·····
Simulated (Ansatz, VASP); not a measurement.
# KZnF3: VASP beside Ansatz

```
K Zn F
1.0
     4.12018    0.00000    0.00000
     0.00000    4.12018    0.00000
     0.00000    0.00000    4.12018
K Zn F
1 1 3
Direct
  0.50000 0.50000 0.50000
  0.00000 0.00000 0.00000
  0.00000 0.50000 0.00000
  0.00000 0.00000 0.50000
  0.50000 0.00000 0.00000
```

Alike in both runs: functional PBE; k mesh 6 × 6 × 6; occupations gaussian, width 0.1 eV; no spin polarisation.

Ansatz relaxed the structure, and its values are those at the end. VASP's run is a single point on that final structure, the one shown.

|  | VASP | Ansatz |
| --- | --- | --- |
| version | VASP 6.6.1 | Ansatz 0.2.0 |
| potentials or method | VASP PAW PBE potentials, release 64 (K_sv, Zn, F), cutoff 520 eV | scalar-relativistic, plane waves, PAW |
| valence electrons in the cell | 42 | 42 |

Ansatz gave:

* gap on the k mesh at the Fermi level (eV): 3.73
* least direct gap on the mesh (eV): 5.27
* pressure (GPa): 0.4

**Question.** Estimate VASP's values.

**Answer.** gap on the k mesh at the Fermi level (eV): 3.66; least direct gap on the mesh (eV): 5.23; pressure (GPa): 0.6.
·····

▶ [REQUIREMENT]:
Up to and including the line with "VASP | Ansatz |", transcribe the entries above exactly, starting from their first line.

▶ [WRITTEN ANSWER]:
Simulated (Ansatz, VASP); not a measurement.
# KZnF3: VASP beside Ansatz

```
K Zn F
1.0
     4.12018    0.00000    0.00000
     0.00000    4.12018    0.00000
     0.00000    0.00000    4.12018
K Zn F
1 1 3
Direct
  0.50000 0.50000 0.50000
  0.00000 0.00000 0.00000
  0.00000 0.50000 0.00000
  0.00000 0.00000 0.50000
  0.50000 0.00000 0.00000
```

Alike in both runs: functional PBE; k mesh 6 × 6 × 6; occupations gaussian, width 0.1 eV; no spin polarisation.

Ansatz relaxed the structure, and its values are those at the end. VASP's run is a single point on that final structure, the one shown.

|  | VASP | Ansatz |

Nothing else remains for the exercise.